*Source data*
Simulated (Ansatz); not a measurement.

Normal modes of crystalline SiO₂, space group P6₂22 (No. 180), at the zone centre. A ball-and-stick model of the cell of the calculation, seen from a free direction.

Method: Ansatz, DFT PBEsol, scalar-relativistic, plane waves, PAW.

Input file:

*Action item*
The entries are to be repeated exactly, with nothing altered.

*Response*
Simulated (Ansatz); not a measurement.

Normal modes of crystalline SiO₂, space group P6₂22 (No. 180), at the zone centre. A ball-and-stick model of the cell of the calculation, seen from a free direction.

Method: Ansatz, DFT PBEsol, scalar-relativistic, plane waves, PAW.

Input file:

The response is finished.